RAW DATA
◇ ◇ ◇
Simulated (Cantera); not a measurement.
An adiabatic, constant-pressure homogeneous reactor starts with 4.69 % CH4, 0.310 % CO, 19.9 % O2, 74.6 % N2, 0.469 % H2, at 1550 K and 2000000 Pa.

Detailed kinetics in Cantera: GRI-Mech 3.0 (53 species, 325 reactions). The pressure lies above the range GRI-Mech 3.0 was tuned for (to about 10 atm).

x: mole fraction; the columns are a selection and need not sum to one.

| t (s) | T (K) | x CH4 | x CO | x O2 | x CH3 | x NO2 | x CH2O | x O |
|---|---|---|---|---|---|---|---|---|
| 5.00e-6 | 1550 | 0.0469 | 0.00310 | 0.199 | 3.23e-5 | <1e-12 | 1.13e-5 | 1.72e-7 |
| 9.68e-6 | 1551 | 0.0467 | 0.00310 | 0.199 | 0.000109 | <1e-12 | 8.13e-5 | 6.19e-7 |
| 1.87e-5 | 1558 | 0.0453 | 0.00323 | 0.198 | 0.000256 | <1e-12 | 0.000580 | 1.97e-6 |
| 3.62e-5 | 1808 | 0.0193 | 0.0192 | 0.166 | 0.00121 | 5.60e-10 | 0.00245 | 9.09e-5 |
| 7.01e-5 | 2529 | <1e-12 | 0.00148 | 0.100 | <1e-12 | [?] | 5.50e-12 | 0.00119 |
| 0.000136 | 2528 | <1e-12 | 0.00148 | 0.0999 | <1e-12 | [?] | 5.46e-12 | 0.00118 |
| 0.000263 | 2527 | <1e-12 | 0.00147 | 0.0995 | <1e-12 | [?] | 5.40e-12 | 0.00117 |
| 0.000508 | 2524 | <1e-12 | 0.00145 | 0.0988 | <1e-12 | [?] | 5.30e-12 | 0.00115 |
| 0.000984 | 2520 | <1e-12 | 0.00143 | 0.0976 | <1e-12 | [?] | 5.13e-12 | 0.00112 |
◇ ◇ ◇

TASK ITEM
Could you write out, exactly as they stand, only the lines above that begin at the line with "1.13e-5 | 1.72e-7 |" and stop after the line with "5.30e-12 | 0.00115 |"?

EXERCISE OUTPUT
| 5.00e-6 | 1550 | 0.0469 | 0.00310 | 0.199 | 3.23e-5 | <1e-12 | 1.13e-5 | 1.72e-7 |
| 9.68e-6 | 1551 | 0.0467 | 0.00310 | 0.199 | 0.000109 | <1e-12 | 8.13e-5 | 6.19e-7 |
| 1.87e-5 | 1558 | 0.0453 | 0.00323 | 0.198 | 0.000256 | <1e-12 | 0.000580 | 1.97e-6 |
| 3.62e-5 | 1808 | 0.0193 | 0.0192 | 0.166 | 0.00121 | 5.60e-10 | 0.00245 | 9.09e-5 |
| 7.01e-5 | 2529 | <1e-12 | 0.00148 | 0.100 | <1e-12 | [?] | 5.50e-12 | 0.00119 |
| 0.000136 | 2528 | <1e-12 | 0.00148 | 0.0999 | <1e-12 | [?] | 5.46e-12 | 0.00118 |
| 0.000263 | 2527 | <1e-12 | 0.00147 | 0.0995 | <1e-12 | [?] | 5.40e-12 | 0.00117 |
| 0.000508 | 2524 | <1e-12 | 0.00145 | 0.0988 | <1e-12 | [?] | 5.30e-12 | 0.00115 |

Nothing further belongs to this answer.